__WORK ITEM__. Output every line from the beginning of the records through the line that contains "Answer: By this", exactly as it appears.

──────

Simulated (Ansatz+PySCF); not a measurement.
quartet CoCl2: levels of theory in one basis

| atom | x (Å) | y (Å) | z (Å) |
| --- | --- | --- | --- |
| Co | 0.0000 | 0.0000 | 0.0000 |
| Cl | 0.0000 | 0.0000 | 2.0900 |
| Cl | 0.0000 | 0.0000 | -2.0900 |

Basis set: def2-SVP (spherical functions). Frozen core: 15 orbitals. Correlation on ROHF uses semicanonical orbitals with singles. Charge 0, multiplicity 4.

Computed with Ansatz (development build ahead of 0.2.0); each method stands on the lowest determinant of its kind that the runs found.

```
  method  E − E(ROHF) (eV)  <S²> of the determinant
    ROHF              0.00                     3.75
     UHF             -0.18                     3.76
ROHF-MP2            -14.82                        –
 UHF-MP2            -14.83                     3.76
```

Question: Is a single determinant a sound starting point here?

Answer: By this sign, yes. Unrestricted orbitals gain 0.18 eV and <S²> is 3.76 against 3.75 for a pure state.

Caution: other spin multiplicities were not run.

──────

__RESPONSE BOX__.
Simulated (Ansatz+PySCF); not a measurement.
quartet CoCl2: levels of theory in one basis

| atom | x (Å) | y (Å) | z (Å) |
| --- | --- | --- | --- |
| Co | 0.0000 | 0.0000 | 0.0000 |
| Cl | 0.0000 | 0.0000 | 2.0900 |
| Cl | 0.0000 | 0.0000 | -2.0900 |

Basis set: def2-SVP (spherical functions). Frozen core: 15 orbitals. Correlation on ROHF uses semicanonical orbitals with singles. Charge 0, multiplicity 4.

Computed with Ansatz (development build ahead of 0.2.0); each method stands on the lowest determinant of its kind that the runs found.

```
  method  E − E(ROHF) (eV)  <S²> of the determinant
    ROHF              0.00                     3.75
     UHF             -0.18                     3.76
ROHF-MP2            -14.82                        –
 UHF-MP2            -14.83                     3.76
```

Question: Is a single determinant a sound starting point here?

Answer: By this sign, yes. Unrestricted orbitals gain 0.18 eV and <S²> is 3.76 against 3.75 for a pure state.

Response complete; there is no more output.